### Task item
Your response should be the complete listing, returned exactly as written.

### Data supplied
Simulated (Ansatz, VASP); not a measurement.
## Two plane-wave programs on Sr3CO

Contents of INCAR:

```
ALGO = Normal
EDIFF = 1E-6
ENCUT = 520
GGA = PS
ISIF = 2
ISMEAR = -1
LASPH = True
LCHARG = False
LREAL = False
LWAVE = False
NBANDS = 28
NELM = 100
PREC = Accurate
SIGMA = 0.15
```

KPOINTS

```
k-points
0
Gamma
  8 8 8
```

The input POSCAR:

### Task solution
Simulated (Ansatz, VASP); not a measurement.
## Two plane-wave programs on Sr3CO

Contents of INCAR:

```
ALGO = Normal
EDIFF = 1E-6
ENCUT = 520
GGA = PS
ISIF = 2
ISMEAR = -1
LASPH = True
LCHARG = False
LREAL = False
LWAVE = False
NBANDS = 28
NELM = 100
PREC = Accurate
SIGMA = 0.15
```

KPOINTS

```
k-points
0
Gamma
  8 8 8
```

The input POSCAR:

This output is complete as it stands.